● **Work order**: Return only the lines running from the top of the entries to the line with "Input: 1 mol", inclusive, exactly as written.

● **Dataset content**:
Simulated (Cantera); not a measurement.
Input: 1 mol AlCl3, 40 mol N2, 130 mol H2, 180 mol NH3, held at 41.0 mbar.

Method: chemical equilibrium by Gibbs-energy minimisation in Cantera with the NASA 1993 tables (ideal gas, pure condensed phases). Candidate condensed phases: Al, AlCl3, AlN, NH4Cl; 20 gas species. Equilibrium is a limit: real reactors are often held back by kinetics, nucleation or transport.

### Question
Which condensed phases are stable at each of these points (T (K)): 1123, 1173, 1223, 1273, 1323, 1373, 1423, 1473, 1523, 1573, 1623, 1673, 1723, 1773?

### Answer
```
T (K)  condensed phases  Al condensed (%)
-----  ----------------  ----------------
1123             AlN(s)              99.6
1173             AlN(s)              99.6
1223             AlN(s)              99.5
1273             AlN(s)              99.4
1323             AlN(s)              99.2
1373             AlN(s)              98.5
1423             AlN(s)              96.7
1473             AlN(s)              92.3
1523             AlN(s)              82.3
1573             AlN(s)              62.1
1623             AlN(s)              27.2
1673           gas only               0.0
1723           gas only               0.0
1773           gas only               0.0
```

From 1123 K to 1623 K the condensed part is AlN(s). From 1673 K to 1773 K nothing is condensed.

● **Exercise answer**:
Simulated (Cantera); not a measurement.
Input: 1 mol AlCl3, 40 mol N2, 130 mol H2, 180 mol NH3, held at 41.0 mbar.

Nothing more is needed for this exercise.